__________________________________________________

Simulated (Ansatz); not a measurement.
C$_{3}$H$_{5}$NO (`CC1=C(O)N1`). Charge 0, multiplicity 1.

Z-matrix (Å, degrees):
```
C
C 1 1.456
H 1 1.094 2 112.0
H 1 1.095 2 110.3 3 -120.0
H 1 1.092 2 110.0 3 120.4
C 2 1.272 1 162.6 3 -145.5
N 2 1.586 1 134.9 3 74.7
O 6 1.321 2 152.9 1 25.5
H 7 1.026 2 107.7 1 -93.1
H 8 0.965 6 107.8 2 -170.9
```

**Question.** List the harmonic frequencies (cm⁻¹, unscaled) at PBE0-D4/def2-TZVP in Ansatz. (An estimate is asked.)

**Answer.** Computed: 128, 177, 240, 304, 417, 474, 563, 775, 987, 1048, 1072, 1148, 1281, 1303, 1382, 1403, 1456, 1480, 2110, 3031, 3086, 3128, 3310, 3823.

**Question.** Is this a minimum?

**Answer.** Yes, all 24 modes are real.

__________________________________________________

Work task
Would you please give all of the records again exactly as they stand?

Expected answer
Simulated (Ansatz); not a measurement.
C$_{3}$H$_{5}$NO (`CC1=C(O)N1`). Charge 0, multiplicity 1.

Z-matrix (Å, degrees):
```
C
C 1 1.456
H 1 1.094 2 112.0
H 1 1.095 2 110.3 3 -120.0
H 1 1.092 2 110.0 3 120.4
C 2 1.272 1 162.6 3 -145.5
N 2 1.586 1 134.9 3 74.7
O 6 1.321 2 152.9 1 25.5
H 7 1.026 2 107.7 1 -93.1
H 8 0.965 6 107.8 2 -170.9
```

**Question.** List the harmonic frequencies (cm⁻¹, unscaled) at PBE0-D4/def2-TZVP in Ansatz. (An estimate is asked.)

**Answer.** Computed: 128, 177, 240, 304, 417, 474, 563, 775, 987, 1048, 1072, 1148, 1281, 1303, 1382, 1403, 1456, 1480, 2110, 3031, 3086, 3128, 3310, 3823.

**Question.** Is this a minimum?

**Answer.** Yes, all 24 modes are real.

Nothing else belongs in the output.